Work order → Copy out exactly the lines from the first line of the material below through the line containing "gap 4.44 eV) |", and nothing beyond them.

Extracted records below:

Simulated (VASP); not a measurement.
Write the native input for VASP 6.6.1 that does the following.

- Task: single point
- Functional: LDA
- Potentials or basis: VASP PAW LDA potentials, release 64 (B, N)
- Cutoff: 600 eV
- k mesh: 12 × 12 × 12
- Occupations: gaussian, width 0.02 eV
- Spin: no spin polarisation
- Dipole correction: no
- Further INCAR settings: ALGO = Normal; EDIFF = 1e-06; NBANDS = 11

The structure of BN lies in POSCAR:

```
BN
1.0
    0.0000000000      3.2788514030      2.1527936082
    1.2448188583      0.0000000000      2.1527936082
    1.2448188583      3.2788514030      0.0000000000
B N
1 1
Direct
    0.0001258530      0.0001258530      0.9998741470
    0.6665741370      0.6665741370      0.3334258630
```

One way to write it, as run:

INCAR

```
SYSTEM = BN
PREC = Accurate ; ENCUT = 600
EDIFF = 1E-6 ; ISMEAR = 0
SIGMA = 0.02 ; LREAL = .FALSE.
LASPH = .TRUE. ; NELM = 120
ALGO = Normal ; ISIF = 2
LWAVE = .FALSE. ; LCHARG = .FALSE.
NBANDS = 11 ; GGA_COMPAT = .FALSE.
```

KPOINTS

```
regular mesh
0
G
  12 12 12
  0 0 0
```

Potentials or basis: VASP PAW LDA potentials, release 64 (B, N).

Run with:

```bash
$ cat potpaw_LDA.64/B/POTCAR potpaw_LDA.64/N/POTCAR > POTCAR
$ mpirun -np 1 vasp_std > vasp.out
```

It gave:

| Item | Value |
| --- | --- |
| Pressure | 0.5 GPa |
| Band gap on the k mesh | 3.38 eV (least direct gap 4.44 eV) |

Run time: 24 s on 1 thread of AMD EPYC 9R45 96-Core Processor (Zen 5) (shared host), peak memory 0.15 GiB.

End of Extracted records.

Task response →
Simulated (VASP); not a measurement.
Write the native input for VASP 6.6.1 that does the following.

- Task: single point
- Functional: LDA
- Potentials or basis: VASP PAW LDA potentials, release 64 (B, N)
- Cutoff: 600 eV
- k mesh: 12 × 12 × 12
- Occupations: gaussian, width 0.02 eV
- Spin: no spin polarisation
- Dipole correction: no
- Further INCAR settings: ALGO = Normal; EDIFF = 1e-06; NBANDS = 11

The structure of BN lies in POSCAR:

```
BN
1.0
    0.0000000000      3.2788514030      2.1527936082
    1.2448188583      0.0000000000      2.1527936082
    1.2448188583      3.2788514030      0.0000000000
B N
1 1
Direct
    0.0001258530      0.0001258530      0.9998741470
    0.6665741370      0.6665741370      0.3334258630
```

One way to write it, as run:

INCAR

```
SYSTEM = BN
PREC = Accurate ; ENCUT = 600
EDIFF = 1E-6 ; ISMEAR = 0
SIGMA = 0.02 ; LREAL = .FALSE.
LASPH = .TRUE. ; NELM = 120
ALGO = Normal ; ISIF = 2
LWAVE = .FALSE. ; LCHARG = .FALSE.
NBANDS = 11 ; GGA_COMPAT = .FALSE.
```

KPOINTS

```
regular mesh
0
G
  12 12 12
  0 0 0
```

Potentials or basis: VASP PAW LDA potentials, release 64 (B, N).

Run with:

```bash
$ cat potpaw_LDA.64/B/POTCAR potpaw_LDA.64/N/POTCAR > POTCAR
$ mpirun -np 1 vasp_std > vasp.out
```

It gave:

| Item | Value |
| --- | --- |
| Pressure | 0.5 GPa |
| Band gap on the k mesh | 3.38 eV (least direct gap 4.44 eV) |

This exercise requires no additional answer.